Each line in the listing is to be restated exactly.

-=-=-
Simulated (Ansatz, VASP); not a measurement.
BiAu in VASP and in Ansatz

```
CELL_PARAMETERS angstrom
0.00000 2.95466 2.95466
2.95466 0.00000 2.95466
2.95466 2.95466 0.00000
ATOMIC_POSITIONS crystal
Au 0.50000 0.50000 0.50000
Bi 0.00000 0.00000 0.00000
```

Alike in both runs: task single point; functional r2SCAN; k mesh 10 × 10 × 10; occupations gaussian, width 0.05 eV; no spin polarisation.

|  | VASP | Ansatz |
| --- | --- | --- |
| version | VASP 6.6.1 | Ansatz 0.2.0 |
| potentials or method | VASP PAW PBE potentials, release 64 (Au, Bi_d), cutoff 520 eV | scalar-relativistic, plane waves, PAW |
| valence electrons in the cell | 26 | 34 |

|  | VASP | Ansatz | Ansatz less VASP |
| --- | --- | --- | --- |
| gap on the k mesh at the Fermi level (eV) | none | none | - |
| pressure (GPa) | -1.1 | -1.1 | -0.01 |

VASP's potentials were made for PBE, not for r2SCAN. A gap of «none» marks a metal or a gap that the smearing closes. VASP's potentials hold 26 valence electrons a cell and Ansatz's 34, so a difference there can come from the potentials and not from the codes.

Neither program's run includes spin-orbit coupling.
-=-=-

» **Exercise solution**:
Simulated (Ansatz, VASP); not a measurement.
BiAu in VASP and in Ansatz

```
CELL_PARAMETERS angstrom
0.00000 2.95466 2.95466
2.95466 0.00000 2.95466
2.95466 2.95466 0.00000
ATOMIC_POSITIONS crystal
Au 0.50000 0.50000 0.50000
Bi 0.00000 0.00000 0.00000
```

Alike in both runs: task single point; functional r2SCAN; k mesh 10 × 10 × 10; occupations gaussian, width 0.05 eV; no spin polarisation.

|  | VASP | Ansatz |
| --- | --- | --- |
| version | VASP 6.6.1 | Ansatz 0.2.0 |
| potentials or method | VASP PAW PBE potentials, release 64 (Au, Bi_d), cutoff 520 eV | scalar-relativistic, plane waves, PAW |
| valence electrons in the cell | 26 | 34 |

|  | VASP | Ansatz | Ansatz less VASP |
| --- | --- | --- | --- |
| gap on the k mesh at the Fermi level (eV) | none | none | - |
| pressure (GPa) | -1.1 | -1.1 | -0.01 |

VASP's potentials were made for PBE, not for r2SCAN. A gap of «none» marks a metal or a gap that the smearing closes. VASP's potentials hold 26 valence electrons a cell and Ansatz's 34, so a difference there can come from the potentials and not from the codes.

Neither program's run includes spin-orbit coupling.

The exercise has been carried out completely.